* **Recorded data**
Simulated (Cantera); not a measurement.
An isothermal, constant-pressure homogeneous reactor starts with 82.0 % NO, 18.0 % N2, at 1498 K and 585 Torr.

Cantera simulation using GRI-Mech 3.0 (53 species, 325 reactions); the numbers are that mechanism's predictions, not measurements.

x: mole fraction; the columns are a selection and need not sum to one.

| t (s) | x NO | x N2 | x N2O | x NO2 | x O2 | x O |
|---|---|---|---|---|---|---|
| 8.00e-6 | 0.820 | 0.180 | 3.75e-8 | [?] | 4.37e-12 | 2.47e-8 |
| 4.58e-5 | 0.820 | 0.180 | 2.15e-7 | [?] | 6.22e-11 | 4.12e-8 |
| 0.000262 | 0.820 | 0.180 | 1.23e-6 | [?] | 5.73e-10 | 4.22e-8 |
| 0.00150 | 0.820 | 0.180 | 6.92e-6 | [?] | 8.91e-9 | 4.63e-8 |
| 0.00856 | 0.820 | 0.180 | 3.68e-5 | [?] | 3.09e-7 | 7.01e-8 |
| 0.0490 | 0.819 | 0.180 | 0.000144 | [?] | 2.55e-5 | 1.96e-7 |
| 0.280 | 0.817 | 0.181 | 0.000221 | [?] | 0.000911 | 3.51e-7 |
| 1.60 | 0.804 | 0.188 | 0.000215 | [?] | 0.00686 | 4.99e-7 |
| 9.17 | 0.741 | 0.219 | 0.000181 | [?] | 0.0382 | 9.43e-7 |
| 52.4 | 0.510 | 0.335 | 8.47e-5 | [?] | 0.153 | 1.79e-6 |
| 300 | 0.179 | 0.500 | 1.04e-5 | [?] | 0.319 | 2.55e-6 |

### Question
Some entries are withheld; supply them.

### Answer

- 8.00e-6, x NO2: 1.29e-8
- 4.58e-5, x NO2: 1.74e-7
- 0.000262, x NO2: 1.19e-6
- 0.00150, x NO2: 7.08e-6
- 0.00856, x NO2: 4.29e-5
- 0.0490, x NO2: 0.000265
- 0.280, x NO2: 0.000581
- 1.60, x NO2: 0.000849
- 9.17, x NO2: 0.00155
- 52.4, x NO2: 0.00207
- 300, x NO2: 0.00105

* **Brief**
Repeat exactly the lines that run from the opening of the listing through the line holding "- 52.4, x NO2: 0.00207". Leave out everything else.

* **Solution**
Simulated (Cantera); not a measurement.
An isothermal, constant-pressure homogeneous reactor starts with 82.0 % NO, 18.0 % N2, at 1498 K and 585 Torr.

Cantera simulation using GRI-Mech 3.0 (53 species, 325 reactions); the numbers are that mechanism's predictions, not measurements.

x: mole fraction; the columns are a selection and need not sum to one.

| t (s) | x NO | x N2 | x N2O | x NO2 | x O2 | x O |
|---|---|---|---|---|---|---|
| 8.00e-6 | 0.820 | 0.180 | 3.75e-8 | [?] | 4.37e-12 | 2.47e-8 |
| 4.58e-5 | 0.820 | 0.180 | 2.15e-7 | [?] | 6.22e-11 | 4.12e-8 |
| 0.000262 | 0.820 | 0.180 | 1.23e-6 | [?] | 5.73e-10 | 4.22e-8 |
| 0.00150 | 0.820 | 0.180 | 6.92e-6 | [?] | 8.91e-9 | 4.63e-8 |
| 0.00856 | 0.820 | 0.180 | 3.68e-5 | [?] | 3.09e-7 | 7.01e-8 |
| 0.0490 | 0.819 | 0.180 | 0.000144 | [?] | 2.55e-5 | 1.96e-7 |
| 0.280 | 0.817 | 0.181 | 0.000221 | [?] | 0.000911 | 3.51e-7 |
| 1.60 | 0.804 | 0.188 | 0.000215 | [?] | 0.00686 | 4.99e-7 |
| 9.17 | 0.741 | 0.219 | 0.000181 | [?] | 0.0382 | 9.43e-7 |
| 52.4 | 0.510 | 0.335 | 8.47e-5 | [?] | 0.153 | 1.79e-6 |
| 300 | 0.179 | 0.500 | 1.04e-5 | [?] | 0.319 | 2.55e-6 |

### Question
Some entries are withheld; supply them.

### Answer

- 8.00e-6, x NO2: 1.29e-8
- 4.58e-5, x NO2: 1.74e-7
- 0.000262, x NO2: 1.19e-6
- 0.00150, x NO2: 7.08e-6
- 0.00856, x NO2: 4.29e-5
- 0.0490, x NO2: 0.000265
- 0.280, x NO2: 0.000581
- 1.60, x NO2: 0.000849
- 9.17, x NO2: 0.00155
- 52.4, x NO2: 0.00207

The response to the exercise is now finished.